* **MATERIAL SUPPLIED**:
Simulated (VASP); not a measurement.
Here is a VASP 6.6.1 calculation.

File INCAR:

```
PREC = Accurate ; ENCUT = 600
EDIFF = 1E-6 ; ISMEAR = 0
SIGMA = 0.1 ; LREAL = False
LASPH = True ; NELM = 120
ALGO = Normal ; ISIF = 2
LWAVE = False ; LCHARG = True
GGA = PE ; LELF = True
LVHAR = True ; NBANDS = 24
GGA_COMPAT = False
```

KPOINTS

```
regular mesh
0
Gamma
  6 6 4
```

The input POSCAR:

* **TASK ITEM**: Recreate the listing exactly, so that each entry reads as before.

* **WORKED SOLUTION**:
Simulated (VASP); not a measurement.
Here is a VASP 6.6.1 calculation.

File INCAR:

```
PREC = Accurate ; ENCUT = 600
EDIFF = 1E-6 ; ISMEAR = 0
SIGMA = 0.1 ; LREAL = False
LASPH = True ; NELM = 120
ALGO = Normal ; ISIF = 2
LWAVE = False ; LCHARG = True
GGA = PE ; LELF = True
LVHAR = True ; NBANDS = 24
GGA_COMPAT = False
```

KPOINTS

```
regular mesh
0
Gamma
  6 6 4
```

The input POSCAR:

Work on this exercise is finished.